### WORK TASK:
Could you set down every entry exactly as it appears?

++++ DATASET ++++

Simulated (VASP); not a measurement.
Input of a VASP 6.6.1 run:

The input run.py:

++++

### WRITTEN SOLUTION:
Simulated (VASP); not a measurement.
Input of a VASP 6.6.1 run:

The input run.py:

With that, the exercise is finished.